** The data **
- Opening Delimiter -
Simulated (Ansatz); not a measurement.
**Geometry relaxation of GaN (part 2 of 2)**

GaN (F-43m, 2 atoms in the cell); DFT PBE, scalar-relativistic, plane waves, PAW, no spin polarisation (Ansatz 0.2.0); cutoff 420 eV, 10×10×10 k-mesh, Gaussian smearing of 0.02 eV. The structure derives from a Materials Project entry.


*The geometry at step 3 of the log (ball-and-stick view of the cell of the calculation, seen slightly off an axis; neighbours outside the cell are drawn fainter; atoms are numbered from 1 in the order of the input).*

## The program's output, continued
- Closing Delimiter -

Retype the data. Every line must match the original exactly.

Simulated (Ansatz); not a measurement.
**Geometry relaxation of GaN (part 2 of 2)**

GaN (F-43m, 2 atoms in the cell); DFT PBE, scalar-relativistic, plane waves, PAW, no spin polarisation (Ansatz 0.2.0); cutoff 420 eV, 10×10×10 k-mesh, Gaussian smearing of 0.02 eV. The structure derives from a Materials Project entry.


*The geometry at step 3 of the log (ball-and-stick view of the cell of the calculation, seen slightly off an axis; neighbours outside the cell are drawn fainter; atoms are numbered from 1 in the order of the input).*

## The program's output, continued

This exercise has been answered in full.